Records shown Block Start

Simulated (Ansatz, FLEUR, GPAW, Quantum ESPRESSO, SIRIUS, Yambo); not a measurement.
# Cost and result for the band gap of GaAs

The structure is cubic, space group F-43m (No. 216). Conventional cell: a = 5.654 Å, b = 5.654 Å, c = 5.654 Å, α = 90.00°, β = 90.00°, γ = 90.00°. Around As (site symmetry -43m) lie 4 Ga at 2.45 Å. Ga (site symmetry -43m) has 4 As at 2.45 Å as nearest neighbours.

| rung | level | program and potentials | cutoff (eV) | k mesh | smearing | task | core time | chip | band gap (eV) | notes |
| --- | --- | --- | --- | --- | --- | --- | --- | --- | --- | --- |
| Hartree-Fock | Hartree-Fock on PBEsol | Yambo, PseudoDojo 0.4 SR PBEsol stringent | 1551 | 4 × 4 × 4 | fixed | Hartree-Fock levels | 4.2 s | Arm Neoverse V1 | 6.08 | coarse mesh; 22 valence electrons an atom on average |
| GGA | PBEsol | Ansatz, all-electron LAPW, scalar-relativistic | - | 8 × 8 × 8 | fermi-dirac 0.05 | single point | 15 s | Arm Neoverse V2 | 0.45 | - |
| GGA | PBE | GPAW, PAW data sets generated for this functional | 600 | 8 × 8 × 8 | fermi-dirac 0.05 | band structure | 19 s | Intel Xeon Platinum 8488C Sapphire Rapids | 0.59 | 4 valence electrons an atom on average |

Records shown Block End

Work task
Where the line with "22 valence electrons an atom on average |" ends, your copy should end too; please return exactly the lines from the first line of the data through it.

Answer box
Simulated (Ansatz, FLEUR, GPAW, Quantum ESPRESSO, SIRIUS, Yambo); not a measurement.
# Cost and result for the band gap of GaAs

The structure is cubic, space group F-43m (No. 216). Conventional cell: a = 5.654 Å, b = 5.654 Å, c = 5.654 Å, α = 90.00°, β = 90.00°, γ = 90.00°. Around As (site symmetry -43m) lie 4 Ga at 2.45 Å. Ga (site symmetry -43m) has 4 As at 2.45 Å as nearest neighbours.

| rung | level | program and potentials | cutoff (eV) | k mesh | smearing | task | core time | chip | band gap (eV) | notes |
| --- | --- | --- | --- | --- | --- | --- | --- | --- | --- | --- |
| Hartree-Fock | Hartree-Fock on PBEsol | Yambo, PseudoDojo 0.4 SR PBEsol stringent | 1551 | 4 × 4 × 4 | fixed | Hartree-Fock levels | 4.2 s | Arm Neoverse V1 | 6.08 | coarse mesh; 22 valence electrons an atom on average |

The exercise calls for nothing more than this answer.